- _Brief_
The expected result is the material below, reproduced exactly from its first line through the line containing "Detailed kinetics in".

- _Extracted entries_
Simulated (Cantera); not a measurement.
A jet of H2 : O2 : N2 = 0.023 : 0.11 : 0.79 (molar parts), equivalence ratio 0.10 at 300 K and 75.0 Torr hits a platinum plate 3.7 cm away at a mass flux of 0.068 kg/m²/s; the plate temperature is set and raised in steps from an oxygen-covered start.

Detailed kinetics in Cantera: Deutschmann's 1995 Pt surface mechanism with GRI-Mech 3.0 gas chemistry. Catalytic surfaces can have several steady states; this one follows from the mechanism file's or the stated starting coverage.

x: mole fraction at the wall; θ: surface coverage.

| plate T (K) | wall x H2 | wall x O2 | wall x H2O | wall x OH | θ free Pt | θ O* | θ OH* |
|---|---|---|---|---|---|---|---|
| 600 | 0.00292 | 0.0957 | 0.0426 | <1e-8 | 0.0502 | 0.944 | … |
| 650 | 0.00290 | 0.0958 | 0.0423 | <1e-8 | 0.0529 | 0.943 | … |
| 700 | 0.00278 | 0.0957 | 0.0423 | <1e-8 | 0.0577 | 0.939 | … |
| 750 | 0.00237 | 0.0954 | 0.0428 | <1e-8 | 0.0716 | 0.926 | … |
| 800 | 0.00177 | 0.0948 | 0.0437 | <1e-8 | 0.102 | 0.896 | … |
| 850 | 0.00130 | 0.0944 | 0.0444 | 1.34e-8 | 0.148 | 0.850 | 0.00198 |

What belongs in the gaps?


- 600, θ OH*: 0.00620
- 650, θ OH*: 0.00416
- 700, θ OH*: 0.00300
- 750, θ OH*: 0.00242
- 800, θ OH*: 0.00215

- _Exercise result_
Simulated (Cantera); not a measurement.
A jet of H2 : O2 : N2 = 0.023 : 0.11 : 0.79 (molar parts), equivalence ratio 0.10 at 300 K and 75.0 Torr hits a platinum plate 3.7 cm away at a mass flux of 0.068 kg/m²/s; the plate temperature is set and raised in steps from an oxygen-covered start.

Detailed kinetics in Cantera: Deutschmann's 1995 Pt surface mechanism with GRI-Mech 3.0 gas chemistry. Catalytic surfaces can have several steady states; this one follows from the mechanism file's or the stated starting coverage.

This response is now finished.